• [Stored data]:
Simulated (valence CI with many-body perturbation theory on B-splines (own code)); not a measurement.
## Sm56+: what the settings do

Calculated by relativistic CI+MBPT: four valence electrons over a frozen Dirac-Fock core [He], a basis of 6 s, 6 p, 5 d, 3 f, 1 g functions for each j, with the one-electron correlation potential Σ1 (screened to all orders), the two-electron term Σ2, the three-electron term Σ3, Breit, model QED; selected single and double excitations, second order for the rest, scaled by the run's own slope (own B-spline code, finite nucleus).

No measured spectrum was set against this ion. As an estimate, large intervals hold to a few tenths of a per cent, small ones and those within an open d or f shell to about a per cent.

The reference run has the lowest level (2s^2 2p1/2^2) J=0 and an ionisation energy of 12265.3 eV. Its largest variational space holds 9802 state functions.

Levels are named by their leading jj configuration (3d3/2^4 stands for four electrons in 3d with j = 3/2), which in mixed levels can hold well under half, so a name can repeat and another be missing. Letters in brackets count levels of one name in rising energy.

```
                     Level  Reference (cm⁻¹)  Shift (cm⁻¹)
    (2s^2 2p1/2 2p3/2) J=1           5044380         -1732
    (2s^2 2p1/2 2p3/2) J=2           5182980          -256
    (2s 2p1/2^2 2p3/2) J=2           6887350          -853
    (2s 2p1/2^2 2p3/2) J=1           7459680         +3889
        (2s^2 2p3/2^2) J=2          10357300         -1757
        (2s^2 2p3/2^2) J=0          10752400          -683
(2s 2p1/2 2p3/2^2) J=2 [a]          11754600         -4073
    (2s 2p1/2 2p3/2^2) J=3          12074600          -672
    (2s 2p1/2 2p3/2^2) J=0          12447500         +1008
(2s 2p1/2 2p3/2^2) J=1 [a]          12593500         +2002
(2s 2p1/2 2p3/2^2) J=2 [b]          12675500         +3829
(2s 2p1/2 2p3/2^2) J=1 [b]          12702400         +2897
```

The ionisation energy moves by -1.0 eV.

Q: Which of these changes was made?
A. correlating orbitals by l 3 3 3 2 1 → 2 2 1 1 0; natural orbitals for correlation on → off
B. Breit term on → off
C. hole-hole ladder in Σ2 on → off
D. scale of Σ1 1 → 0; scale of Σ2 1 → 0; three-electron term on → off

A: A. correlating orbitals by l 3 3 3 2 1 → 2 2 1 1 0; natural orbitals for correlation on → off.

• [Work instruction]: Your output should consist solely of the lines from the beginning of the entries through the line containing "The reference run", reproduced exactly.

• [Answer section]:
Simulated (valence CI with many-body perturbation theory on B-splines (own code)); not a measurement.
## Sm56+: what the settings do

Calculated by relativistic CI+MBPT: four valence electrons over a frozen Dirac-Fock core [He], a basis of 6 s, 6 p, 5 d, 3 f, 1 g functions for each j, with the one-electron correlation potential Σ1 (screened to all orders), the two-electron term Σ2, the three-electron term Σ3, Breit, model QED; selected single and double excitations, second order for the rest, scaled by the run's own slope (own B-spline code, finite nucleus).

No measured spectrum was set against this ion. As an estimate, large intervals hold to a few tenths of a per cent, small ones and those within an open d or f shell to about a per cent.

The reference run has the lowest level (2s^2 2p1/2^2) J=0 and an ionisation energy of 12265.3 eV. Its largest variational space holds 9802 state functions.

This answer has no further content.